#### Work item:
Range to output from the entries below: the line containing "Potentials or basis: VASP" through the line containing "Task: Estimate the wall time of this run.". Set it down exactly, ends included, nothing else.

#### Data excerpts:
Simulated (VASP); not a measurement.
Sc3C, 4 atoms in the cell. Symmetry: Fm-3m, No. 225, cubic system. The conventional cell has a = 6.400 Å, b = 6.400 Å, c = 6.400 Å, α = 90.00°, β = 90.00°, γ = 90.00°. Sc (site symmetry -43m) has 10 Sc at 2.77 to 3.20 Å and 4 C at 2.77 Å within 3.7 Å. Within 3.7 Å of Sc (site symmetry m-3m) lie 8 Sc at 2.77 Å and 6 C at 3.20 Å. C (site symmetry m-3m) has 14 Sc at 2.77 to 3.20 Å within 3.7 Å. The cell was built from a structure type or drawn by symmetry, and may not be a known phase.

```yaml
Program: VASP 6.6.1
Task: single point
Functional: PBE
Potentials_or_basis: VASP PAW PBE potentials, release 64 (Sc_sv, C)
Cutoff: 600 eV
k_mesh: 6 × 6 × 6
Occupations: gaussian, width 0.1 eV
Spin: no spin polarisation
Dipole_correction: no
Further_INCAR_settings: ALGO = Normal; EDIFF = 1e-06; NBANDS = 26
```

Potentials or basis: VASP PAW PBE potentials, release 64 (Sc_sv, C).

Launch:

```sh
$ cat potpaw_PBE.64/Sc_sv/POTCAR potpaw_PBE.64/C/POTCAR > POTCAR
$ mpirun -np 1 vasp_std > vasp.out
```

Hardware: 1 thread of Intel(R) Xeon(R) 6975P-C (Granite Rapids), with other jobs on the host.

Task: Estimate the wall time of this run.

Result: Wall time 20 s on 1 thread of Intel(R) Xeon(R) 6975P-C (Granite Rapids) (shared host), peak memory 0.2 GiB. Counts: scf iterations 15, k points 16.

#### Your response:
Potentials or basis: VASP PAW PBE potentials, release 64 (Sc_sv, C).

Launch:

```sh
$ cat potpaw_PBE.64/Sc_sv/POTCAR potpaw_PBE.64/C/POTCAR > POTCAR
$ mpirun -np 1 vasp_std > vasp.out
```

Hardware: 1 thread of Intel(R) Xeon(R) 6975P-C (Granite Rapids), with other jobs on the host.

Task: Estimate the wall time of this run.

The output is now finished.